TASK ITEM: Beginning at the line containing "Everything below comes" in the material below and ending at the line containing "### Step 1. The cell of the first run", return each line exactly and add nothing.

GIVEN ENTRIES:
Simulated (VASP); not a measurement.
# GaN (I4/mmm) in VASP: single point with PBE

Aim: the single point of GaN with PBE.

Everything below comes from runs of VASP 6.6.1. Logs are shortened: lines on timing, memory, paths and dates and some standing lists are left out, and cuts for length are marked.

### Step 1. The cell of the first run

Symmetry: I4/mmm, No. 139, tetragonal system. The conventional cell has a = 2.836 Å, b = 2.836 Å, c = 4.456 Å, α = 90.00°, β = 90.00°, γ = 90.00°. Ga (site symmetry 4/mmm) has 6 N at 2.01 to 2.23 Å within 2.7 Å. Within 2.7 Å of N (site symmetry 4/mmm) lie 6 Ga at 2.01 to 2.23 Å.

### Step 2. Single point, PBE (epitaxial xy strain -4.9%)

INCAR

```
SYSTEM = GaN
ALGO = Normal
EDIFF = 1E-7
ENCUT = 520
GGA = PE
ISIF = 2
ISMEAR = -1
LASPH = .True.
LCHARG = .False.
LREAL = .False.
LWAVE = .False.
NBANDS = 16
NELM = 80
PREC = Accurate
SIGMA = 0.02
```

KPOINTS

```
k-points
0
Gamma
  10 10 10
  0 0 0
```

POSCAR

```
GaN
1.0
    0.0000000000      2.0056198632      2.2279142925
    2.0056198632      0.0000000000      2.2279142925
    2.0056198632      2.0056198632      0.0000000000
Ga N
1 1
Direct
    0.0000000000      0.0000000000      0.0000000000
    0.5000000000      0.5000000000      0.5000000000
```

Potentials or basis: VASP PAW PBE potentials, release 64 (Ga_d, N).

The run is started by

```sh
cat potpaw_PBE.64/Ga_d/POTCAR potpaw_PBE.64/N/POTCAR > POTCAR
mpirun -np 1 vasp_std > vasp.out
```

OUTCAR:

ANSWER SECTION:
Everything below comes from runs of VASP 6.6.1. Logs are shortened: lines on timing, memory, paths and dates and some standing lists are left out, and cuts for length are marked.

### Step 1. The cell of the first run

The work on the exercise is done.